#### ENTRIES SUPPLIED ####
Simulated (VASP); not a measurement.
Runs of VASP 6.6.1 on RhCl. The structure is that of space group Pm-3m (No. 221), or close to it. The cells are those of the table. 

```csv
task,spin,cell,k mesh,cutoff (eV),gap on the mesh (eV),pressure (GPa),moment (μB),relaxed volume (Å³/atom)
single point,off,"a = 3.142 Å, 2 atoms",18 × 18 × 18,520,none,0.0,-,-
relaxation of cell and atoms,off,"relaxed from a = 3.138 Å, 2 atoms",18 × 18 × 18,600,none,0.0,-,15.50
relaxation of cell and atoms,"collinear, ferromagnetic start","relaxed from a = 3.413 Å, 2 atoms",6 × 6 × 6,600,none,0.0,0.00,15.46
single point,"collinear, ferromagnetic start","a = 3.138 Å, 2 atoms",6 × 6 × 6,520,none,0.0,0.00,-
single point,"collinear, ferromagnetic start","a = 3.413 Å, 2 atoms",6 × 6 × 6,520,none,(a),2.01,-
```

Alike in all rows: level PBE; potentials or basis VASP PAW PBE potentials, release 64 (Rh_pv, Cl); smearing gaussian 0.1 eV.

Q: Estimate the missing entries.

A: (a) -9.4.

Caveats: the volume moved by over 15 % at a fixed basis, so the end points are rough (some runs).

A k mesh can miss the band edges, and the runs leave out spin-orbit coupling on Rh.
####

- _ASSIGNED TASK_: Write each record out again exactly.

- _WRITTEN RESPONSE_:
Simulated (VASP); not a measurement.
Runs of VASP 6.6.1 on RhCl. The structure is that of space group Pm-3m (No. 221), or close to it. The cells are those of the table. 

```csv
task,spin,cell,k mesh,cutoff (eV),gap on the mesh (eV),pressure (GPa),moment (μB),relaxed volume (Å³/atom)
single point,off,"a = 3.142 Å, 2 atoms",18 × 18 × 18,520,none,0.0,-,-
relaxation of cell and atoms,off,"relaxed from a = 3.138 Å, 2 atoms",18 × 18 × 18,600,none,0.0,-,15.50
relaxation of cell and atoms,"collinear, ferromagnetic start","relaxed from a = 3.413 Å, 2 atoms",6 × 6 × 6,600,none,0.0,0.00,15.46
single point,"collinear, ferromagnetic start","a = 3.138 Å, 2 atoms",6 × 6 × 6,520,none,0.0,0.00,-
single point,"collinear, ferromagnetic start","a = 3.413 Å, 2 atoms",6 × 6 × 6,520,none,(a),2.01,-
```

Alike in all rows: level PBE; potentials or basis VASP PAW PBE potentials, release 64 (Rh_pv, Cl); smearing gaussian 0.1 eV.

Q: Estimate the missing entries.

A: (a) -9.4.

Caveats: the volume moved by over 15 % at a fixed basis, so the end points are rough (some runs).

A k mesh can miss the band edges, and the runs leave out spin-orbit coupling on Rh.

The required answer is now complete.